* Required action: Starting at the top line and ending at the last, restate the records exactly.

* Extracted entries:
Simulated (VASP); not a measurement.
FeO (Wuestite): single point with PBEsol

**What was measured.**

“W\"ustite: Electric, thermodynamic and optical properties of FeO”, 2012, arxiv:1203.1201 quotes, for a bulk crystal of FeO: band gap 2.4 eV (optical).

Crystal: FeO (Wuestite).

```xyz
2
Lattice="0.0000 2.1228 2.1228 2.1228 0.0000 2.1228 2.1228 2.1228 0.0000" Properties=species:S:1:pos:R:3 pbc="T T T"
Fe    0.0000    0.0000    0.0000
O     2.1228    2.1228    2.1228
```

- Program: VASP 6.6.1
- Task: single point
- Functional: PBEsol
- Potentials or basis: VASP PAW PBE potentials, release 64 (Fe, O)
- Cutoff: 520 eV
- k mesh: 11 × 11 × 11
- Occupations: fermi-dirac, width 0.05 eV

* Written answer:
Simulated (VASP); not a measurement.
FeO (Wuestite): single point with PBEsol

**What was measured.**

“W\"ustite: Electric, thermodynamic and optical properties of FeO”, 2012, arxiv:1203.1201 quotes, for a bulk crystal of FeO: band gap 2.4 eV (optical).

Crystal: FeO (Wuestite).

```xyz
2
Lattice="0.0000 2.1228 2.1228 2.1228 0.0000 2.1228 2.1228 2.1228 0.0000" Properties=species:S:1:pos:R:3 pbc="T T T"
Fe    0.0000    0.0000    0.0000
O     2.1228    2.1228    2.1228
```

- Program: VASP 6.6.1
- Task: single point
- Functional: PBEsol
- Potentials or basis: VASP PAW PBE potentials, release 64 (Fe, O)
- Cutoff: 520 eV
- k mesh: 11 × 11 × 11
- Occupations: fermi-dirac, width 0.05 eV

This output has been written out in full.